Data extracts:
________________

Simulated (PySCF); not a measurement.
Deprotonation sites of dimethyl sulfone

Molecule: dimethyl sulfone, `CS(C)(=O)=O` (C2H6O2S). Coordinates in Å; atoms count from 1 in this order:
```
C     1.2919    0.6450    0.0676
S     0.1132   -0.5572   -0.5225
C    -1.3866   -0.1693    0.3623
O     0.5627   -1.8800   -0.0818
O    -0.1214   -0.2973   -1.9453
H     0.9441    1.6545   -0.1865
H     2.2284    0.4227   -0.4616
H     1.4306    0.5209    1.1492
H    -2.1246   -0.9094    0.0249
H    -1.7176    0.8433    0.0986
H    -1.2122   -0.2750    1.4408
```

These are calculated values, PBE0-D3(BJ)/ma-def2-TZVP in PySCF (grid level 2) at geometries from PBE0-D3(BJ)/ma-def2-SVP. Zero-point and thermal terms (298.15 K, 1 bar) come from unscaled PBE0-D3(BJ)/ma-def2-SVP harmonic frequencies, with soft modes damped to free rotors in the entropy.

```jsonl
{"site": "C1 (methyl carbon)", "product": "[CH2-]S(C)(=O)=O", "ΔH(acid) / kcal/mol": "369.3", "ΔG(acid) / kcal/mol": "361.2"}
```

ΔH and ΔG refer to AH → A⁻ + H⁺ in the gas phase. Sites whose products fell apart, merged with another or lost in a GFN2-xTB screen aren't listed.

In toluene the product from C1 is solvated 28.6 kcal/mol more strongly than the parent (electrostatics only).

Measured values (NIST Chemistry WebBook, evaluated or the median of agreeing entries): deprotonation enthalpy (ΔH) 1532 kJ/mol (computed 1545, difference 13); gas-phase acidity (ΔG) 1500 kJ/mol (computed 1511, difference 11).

________________

Task item: Copy out only the lines of the records above from the one with "ΔH and ΔG refer" through the one with "In toluene the", exactly as they stand, both included.

Your response:
ΔH and ΔG refer to AH → A⁻ + H⁺ in the gas phase. Sites whose products fell apart, merged with another or lost in a GFN2-xTB screen aren't listed.

In toluene the product from C1 is solvated 28.6 kcal/mol more strongly than the parent (electrostatics only).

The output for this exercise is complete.